- Supplied entries:
──────────
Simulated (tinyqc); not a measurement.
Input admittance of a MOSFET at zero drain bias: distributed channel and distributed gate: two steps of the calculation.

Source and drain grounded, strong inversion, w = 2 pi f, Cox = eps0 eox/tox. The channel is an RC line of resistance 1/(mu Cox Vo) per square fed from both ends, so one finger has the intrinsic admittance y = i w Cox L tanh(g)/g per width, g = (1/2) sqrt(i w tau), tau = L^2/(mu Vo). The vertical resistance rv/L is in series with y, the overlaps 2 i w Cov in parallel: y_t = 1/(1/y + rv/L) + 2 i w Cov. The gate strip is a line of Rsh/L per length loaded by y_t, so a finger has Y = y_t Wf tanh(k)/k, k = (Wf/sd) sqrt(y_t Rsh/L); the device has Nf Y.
──────────

Please transcribe the records exactly from their first line through the line holding "Input admittance of", and leave out all others.

- Exercise solution:
Simulated (tinyqc); not a measurement.
Input admittance of a MOSFET at zero drain bias: distributed channel and distributed gate: two steps of the calculation.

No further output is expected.